▶ Action item: Beginning with the first line, copy out each line of the material until the line containing "length | 6.190 Å |" has been copied as well.

•••

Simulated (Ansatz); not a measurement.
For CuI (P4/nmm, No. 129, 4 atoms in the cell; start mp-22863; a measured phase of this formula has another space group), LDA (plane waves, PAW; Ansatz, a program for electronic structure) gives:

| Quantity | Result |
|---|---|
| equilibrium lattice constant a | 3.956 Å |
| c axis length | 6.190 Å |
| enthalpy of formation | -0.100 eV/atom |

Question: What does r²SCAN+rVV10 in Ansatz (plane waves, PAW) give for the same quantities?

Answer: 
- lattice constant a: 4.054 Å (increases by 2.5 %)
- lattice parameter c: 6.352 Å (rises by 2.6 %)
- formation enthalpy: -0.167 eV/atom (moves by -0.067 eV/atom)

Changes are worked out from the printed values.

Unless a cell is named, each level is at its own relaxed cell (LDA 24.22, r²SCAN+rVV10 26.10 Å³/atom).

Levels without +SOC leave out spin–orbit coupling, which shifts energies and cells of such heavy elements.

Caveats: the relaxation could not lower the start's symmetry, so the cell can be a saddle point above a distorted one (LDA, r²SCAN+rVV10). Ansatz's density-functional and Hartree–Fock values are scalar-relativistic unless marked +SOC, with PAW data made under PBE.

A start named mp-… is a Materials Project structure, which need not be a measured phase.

•••

▶ Worked solution:
Simulated (Ansatz); not a measurement.
For CuI (P4/nmm, No. 129, 4 atoms in the cell; start mp-22863; a measured phase of this formula has another space group), LDA (plane waves, PAW; Ansatz, a program for electronic structure) gives:

| Quantity | Result |
|---|---|
| equilibrium lattice constant a | 3.956 Å |
| c axis length | 6.190 Å |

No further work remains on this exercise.